/---

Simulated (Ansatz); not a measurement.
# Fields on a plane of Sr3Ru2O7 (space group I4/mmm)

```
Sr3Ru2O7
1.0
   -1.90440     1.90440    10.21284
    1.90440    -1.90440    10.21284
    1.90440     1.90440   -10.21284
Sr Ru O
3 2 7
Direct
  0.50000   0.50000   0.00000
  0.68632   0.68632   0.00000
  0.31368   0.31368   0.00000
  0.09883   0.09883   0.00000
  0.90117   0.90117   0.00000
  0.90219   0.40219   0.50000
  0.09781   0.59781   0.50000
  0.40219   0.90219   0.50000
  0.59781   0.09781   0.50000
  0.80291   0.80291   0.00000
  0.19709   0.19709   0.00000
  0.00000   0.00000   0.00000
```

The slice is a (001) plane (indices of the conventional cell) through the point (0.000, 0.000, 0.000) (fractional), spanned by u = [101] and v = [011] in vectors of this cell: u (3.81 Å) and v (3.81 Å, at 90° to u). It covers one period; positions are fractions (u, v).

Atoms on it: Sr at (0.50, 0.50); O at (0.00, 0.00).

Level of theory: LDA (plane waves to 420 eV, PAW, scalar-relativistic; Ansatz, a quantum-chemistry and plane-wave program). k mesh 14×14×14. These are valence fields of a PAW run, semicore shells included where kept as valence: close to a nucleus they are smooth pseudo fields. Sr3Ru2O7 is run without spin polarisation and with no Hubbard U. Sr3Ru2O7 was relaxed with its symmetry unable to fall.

\---

## [Exercise]
Up to and including the line with "Atoms on it: Sr", output every line of the records above exactly, starting from the first; output nothing else.

## [Task solution]
Simulated (Ansatz); not a measurement.
# Fields on a plane of Sr3Ru2O7 (space group I4/mmm)

```
Sr3Ru2O7
1.0
   -1.90440     1.90440    10.21284
    1.90440    -1.90440    10.21284
    1.90440     1.90440   -10.21284
Sr Ru O
3 2 7
Direct
  0.50000   0.50000   0.00000
  0.68632   0.68632   0.00000
  0.31368   0.31368   0.00000
  0.09883   0.09883   0.00000
  0.90117   0.90117   0.00000
  0.90219   0.40219   0.50000
  0.09781   0.59781   0.50000
  0.40219   0.90219   0.50000
  0.59781   0.09781   0.50000
  0.80291   0.80291   0.00000
  0.19709   0.19709   0.00000
  0.00000   0.00000   0.00000
```

The slice is a (001) plane (indices of the conventional cell) through the point (0.000, 0.000, 0.000) (fractional), spanned by u = [101] and v = [011] in vectors of this cell: u (3.81 Å) and v (3.81 Å, at 90° to u). It covers one period; positions are fractions (u, v).

Atoms on it: Sr at (0.50, 0.50); O at (0.00, 0.00).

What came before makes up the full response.